(Beginning of Supplied material)
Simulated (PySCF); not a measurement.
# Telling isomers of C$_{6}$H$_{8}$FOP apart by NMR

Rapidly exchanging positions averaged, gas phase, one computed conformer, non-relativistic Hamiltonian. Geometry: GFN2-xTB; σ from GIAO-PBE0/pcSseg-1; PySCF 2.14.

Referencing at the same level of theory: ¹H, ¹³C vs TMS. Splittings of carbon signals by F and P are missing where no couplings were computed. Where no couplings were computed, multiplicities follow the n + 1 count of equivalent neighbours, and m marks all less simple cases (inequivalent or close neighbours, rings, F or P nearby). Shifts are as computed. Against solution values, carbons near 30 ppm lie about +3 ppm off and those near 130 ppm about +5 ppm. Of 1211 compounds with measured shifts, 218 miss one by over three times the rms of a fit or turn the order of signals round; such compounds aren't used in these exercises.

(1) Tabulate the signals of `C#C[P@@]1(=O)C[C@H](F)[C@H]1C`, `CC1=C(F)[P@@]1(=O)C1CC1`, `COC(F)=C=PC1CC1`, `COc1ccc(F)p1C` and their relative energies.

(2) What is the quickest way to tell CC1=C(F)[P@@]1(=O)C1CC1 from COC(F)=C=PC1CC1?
(End of Supplied material)

→ **Work item**
Line by line, retype the records with no changes.

→ **Response box**
Simulated (PySCF); not a measurement.
# Telling isomers of C$_{6}$H$_{8}$FOP apart by NMR

Rapidly exchanging positions averaged, gas phase, one computed conformer, non-relativistic Hamiltonian. Geometry: GFN2-xTB; σ from GIAO-PBE0/pcSseg-1; PySCF 2.14.

Referencing at the same level of theory: ¹H, ¹³C vs TMS. Splittings of carbon signals by F and P are missing where no couplings were computed. Where no couplings were computed, multiplicities follow the n + 1 count of equivalent neighbours, and m marks all less simple cases (inequivalent or close neighbours, rings, F or P nearby). Shifts are as computed. Against solution values, carbons near 30 ppm lie about +3 ppm off and those near 130 ppm about +5 ppm. Of 1211 compounds with measured shifts, 218 miss one by over three times the rms of a fit or turn the order of signals round; such compounds aren't used in these exercises.

(1) Tabulate the signals of `C#C[P@@]1(=O)C[C@H](F)[C@H]1C`, `CC1=C(F)[P@@]1(=O)C1CC1`, `COC(F)=C=PC1CC1`, `COc1ccc(F)p1C` and their relative energies.

(2) What is the quickest way to tell CC1=C(F)[P@@]1(=O)C1CC1 from COC(F)=C=PC1CC1?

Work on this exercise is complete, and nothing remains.